* **Work request**: After finding the line with "Runs of VASP" in the data below, set down exactly each line through the one with "Caveats: some runs use coarse meshes.", inclusive, and stop there.

* **Extracted information**:
*** Begin section ***

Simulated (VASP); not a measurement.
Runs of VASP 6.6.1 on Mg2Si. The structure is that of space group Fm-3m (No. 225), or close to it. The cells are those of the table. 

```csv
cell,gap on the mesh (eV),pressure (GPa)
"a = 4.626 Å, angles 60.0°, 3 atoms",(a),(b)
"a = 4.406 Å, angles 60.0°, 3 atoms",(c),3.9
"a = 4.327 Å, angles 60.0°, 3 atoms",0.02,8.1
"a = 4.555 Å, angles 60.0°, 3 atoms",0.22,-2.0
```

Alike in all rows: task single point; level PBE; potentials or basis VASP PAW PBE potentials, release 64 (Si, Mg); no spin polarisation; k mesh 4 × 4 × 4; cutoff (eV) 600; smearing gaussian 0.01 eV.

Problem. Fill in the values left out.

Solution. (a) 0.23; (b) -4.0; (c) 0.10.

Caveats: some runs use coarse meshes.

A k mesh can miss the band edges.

*** End section ***

* **Answer section**:
Runs of VASP 6.6.1 on Mg2Si. The structure is that of space group Fm-3m (No. 225), or close to it. The cells are those of the table. 

```csv
cell,gap on the mesh (eV),pressure (GPa)
"a = 4.626 Å, angles 60.0°, 3 atoms",(a),(b)
"a = 4.406 Å, angles 60.0°, 3 atoms",(c),3.9
"a = 4.327 Å, angles 60.0°, 3 atoms",0.02,8.1
"a = 4.555 Å, angles 60.0°, 3 atoms",0.22,-2.0
```

Alike in all rows: task single point; level PBE; potentials or basis VASP PAW PBE potentials, release 64 (Si, Mg); no spin polarisation; k mesh 4 × 4 × 4; cutoff (eV) 600; smearing gaussian 0.01 eV.

Problem. Fill in the values left out.

Solution. (a) 0.23; (b) -4.0; (c) 0.10.

Caveats: some runs use coarse meshes.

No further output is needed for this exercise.